--- SOURCE INFORMATION ---
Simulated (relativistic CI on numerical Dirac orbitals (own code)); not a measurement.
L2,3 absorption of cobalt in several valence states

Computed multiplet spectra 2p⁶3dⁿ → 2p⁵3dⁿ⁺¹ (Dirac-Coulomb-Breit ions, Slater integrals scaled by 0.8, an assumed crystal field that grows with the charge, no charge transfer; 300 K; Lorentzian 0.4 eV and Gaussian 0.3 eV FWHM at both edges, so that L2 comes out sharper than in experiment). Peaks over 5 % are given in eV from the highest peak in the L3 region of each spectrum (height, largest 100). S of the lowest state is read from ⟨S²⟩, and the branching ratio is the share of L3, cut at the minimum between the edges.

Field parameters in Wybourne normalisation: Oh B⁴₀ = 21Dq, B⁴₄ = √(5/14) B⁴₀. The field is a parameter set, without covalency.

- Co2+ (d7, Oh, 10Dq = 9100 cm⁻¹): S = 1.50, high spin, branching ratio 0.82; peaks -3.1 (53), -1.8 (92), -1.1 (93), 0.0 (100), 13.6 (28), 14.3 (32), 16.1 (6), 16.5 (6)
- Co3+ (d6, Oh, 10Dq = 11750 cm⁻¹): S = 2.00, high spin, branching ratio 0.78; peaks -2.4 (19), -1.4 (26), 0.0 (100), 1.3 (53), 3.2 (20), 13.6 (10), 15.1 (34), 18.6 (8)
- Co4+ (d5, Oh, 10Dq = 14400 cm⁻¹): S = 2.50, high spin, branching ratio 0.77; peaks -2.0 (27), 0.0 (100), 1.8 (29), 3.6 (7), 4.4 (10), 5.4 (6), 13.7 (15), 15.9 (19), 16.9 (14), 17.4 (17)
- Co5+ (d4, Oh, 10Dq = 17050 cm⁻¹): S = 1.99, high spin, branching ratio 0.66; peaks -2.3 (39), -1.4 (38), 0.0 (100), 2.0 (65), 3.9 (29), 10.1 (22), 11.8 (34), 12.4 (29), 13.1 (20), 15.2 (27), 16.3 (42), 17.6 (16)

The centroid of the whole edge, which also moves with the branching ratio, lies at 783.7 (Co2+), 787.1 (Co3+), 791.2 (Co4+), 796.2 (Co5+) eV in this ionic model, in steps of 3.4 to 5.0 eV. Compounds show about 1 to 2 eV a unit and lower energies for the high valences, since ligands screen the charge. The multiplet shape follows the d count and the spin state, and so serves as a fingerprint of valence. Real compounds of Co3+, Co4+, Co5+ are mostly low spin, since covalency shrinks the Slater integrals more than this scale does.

--- BRIEF ---
Starting with the line that holds "Computed multiplet spectra" and ending with the line that holds "- Co3+ (d6, Oh, 10Dq", retype every line in the data above exactly, and nothing else.

--- WRITTEN SOLUTION ---
Computed multiplet spectra 2p⁶3dⁿ → 2p⁵3dⁿ⁺¹ (Dirac-Coulomb-Breit ions, Slater integrals scaled by 0.8, an assumed crystal field that grows with the charge, no charge transfer; 300 K; Lorentzian 0.4 eV and Gaussian 0.3 eV FWHM at both edges, so that L2 comes out sharper than in experiment). Peaks over 5 % are given in eV from the highest peak in the L3 region of each spectrum (height, largest 100). S of the lowest state is read from ⟨S²⟩, and the branching ratio is the share of L3, cut at the minimum between the edges.

Field parameters in Wybourne normalisation: Oh B⁴₀ = 21Dq, B⁴₄ = √(5/14) B⁴₀. The field is a parameter set, without covalency.

- Co2+ (d7, Oh, 10Dq = 9100 cm⁻¹): S = 1.50, high spin, branching ratio 0.82; peaks -3.1 (53), -1.8 (92), -1.1 (93), 0.0 (100), 13.6 (28), 14.3 (32), 16.1 (6), 16.5 (6)
- Co3+ (d6, Oh, 10Dq = 11750 cm⁻¹): S = 2.00, high spin, branching ratio 0.78; peaks -2.4 (19), -1.4 (26), 0.0 (100), 1.3 (53), 3.2 (20), 13.6 (10), 15.1 (34), 18.6 (8)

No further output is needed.